Assigned task: Quote the whole listing word for word, please.

· · · · ·
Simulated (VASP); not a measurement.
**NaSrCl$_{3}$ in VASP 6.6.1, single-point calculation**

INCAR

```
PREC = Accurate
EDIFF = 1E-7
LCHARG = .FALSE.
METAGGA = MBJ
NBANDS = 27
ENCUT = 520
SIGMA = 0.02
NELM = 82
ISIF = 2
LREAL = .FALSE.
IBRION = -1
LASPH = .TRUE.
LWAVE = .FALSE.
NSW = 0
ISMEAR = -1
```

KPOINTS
· · · · ·

Your solution:
Simulated (VASP); not a measurement.
**NaSrCl$_{3}$ in VASP 6.6.1, single-point calculation**

INCAR

```
PREC = Accurate
EDIFF = 1E-7
LCHARG = .FALSE.
METAGGA = MBJ
NBANDS = 27
ENCUT = 520
SIGMA = 0.02
NELM = 82
ISIF = 2
LREAL = .FALSE.
IBRION = -1
LASPH = .TRUE.
LWAVE = .FALSE.
NSW = 0
ISMEAR = -1
```

KPOINTS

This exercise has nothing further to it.